**Exercise**
Will you quote precisely the lines that run from the top of the material below to the line containing "Cantera equilibrium calculation", both ends included?

**Information**
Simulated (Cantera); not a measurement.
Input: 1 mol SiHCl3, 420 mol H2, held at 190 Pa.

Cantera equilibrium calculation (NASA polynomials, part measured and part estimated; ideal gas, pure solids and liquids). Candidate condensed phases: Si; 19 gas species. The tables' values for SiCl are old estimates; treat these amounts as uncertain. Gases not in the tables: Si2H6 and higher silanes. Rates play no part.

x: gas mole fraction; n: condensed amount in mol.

**Result**
Simulated (Cantera); not a measurement.
Input: 1 mol SiHCl3, 420 mol H2, held at 190 Pa.

Cantera equilibrium calculation (NASA polynomials, part measured and part estimated; ideal gas, pure solids and liquids). Candidate condensed phases: Si; 19 gas species. The tables' values for SiCl are old estimates; treat these amounts as uncertain. Gases not in the tables: Si2H6 and higher silanes. Rates play no part.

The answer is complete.